======== MATERIAL SUPPLIED ========

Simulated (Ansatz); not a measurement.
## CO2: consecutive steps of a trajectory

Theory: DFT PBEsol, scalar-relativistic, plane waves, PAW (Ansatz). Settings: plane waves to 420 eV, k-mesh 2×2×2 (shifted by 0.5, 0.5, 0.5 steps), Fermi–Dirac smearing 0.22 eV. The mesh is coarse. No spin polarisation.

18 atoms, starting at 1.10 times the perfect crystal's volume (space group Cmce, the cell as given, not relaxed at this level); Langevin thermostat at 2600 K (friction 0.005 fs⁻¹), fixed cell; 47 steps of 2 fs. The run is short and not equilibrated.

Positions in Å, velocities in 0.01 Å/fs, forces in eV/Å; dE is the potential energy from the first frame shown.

========

● TASK ITEM
Type the records out again. Match them exactly.

● EXERCISE OUTPUT
Simulated (Ansatz); not a measurement.
## CO2: consecutive steps of a trajectory

Theory: DFT PBEsol, scalar-relativistic, plane waves, PAW (Ansatz). Settings: plane waves to 420 eV, k-mesh 2×2×2 (shifted by 0.5, 0.5, 0.5 steps), Fermi–Dirac smearing 0.22 eV. The mesh is coarse. No spin polarisation.

18 atoms, starting at 1.10 times the perfect crystal's volume (space group Cmce, the cell as given, not relaxed at this level); Langevin thermostat at 2600 K (friction 0.005 fs⁻¹), fixed cell; 47 steps of 2 fs. The run is short and not equilibrated.

Positions in Å, velocities in 0.01 Å/fs, forces in eV/Å; dE is the potential energy from the first frame shown.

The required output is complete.